** Work request **
The answer should consist solely of the lines from the first one below through the line containing "One way to write", copied exactly.

** Data section **
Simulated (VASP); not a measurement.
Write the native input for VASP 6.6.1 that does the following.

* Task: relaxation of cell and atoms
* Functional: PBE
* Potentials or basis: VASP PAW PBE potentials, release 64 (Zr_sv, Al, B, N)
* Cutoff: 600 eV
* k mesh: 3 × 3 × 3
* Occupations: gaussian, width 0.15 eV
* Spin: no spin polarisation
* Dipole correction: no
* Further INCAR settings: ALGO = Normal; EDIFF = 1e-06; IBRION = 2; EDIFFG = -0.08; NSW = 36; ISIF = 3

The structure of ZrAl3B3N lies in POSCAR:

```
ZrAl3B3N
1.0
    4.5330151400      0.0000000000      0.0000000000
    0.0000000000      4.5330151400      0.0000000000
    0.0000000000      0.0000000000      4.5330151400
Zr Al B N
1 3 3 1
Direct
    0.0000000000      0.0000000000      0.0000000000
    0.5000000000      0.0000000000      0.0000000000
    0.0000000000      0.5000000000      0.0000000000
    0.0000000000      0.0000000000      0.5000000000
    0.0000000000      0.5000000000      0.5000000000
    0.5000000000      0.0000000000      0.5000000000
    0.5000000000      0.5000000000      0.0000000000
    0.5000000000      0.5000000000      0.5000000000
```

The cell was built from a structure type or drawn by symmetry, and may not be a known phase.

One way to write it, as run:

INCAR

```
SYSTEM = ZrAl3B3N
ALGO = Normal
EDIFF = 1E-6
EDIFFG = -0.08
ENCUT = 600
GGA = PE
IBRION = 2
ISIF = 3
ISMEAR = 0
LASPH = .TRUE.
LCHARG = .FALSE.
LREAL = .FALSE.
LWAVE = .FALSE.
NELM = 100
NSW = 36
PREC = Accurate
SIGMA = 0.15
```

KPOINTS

** Answer space **
Simulated (VASP); not a measurement.
Write the native input for VASP 6.6.1 that does the following.

* Task: relaxation of cell and atoms
* Functional: PBE
* Potentials or basis: VASP PAW PBE potentials, release 64 (Zr_sv, Al, B, N)
* Cutoff: 600 eV
* k mesh: 3 × 3 × 3
* Occupations: gaussian, width 0.15 eV
* Spin: no spin polarisation
* Dipole correction: no
* Further INCAR settings: ALGO = Normal; EDIFF = 1e-06; IBRION = 2; EDIFFG = -0.08; NSW = 36; ISIF = 3

The structure of ZrAl3B3N lies in POSCAR:

```
ZrAl3B3N
1.0
    4.5330151400      0.0000000000      0.0000000000
    0.0000000000      4.5330151400      0.0000000000
    0.0000000000      0.0000000000      4.5330151400
Zr Al B N
1 3 3 1
Direct
    0.0000000000      0.0000000000      0.0000000000
    0.5000000000      0.0000000000      0.0000000000
    0.0000000000      0.5000000000      0.0000000000
    0.0000000000      0.0000000000      0.5000000000
    0.0000000000      0.5000000000      0.5000000000
    0.5000000000      0.0000000000      0.5000000000
    0.5000000000      0.5000000000      0.0000000000
    0.5000000000      0.5000000000      0.5000000000
```

The cell was built from a structure type or drawn by symmetry, and may not be a known phase.

One way to write it, as run:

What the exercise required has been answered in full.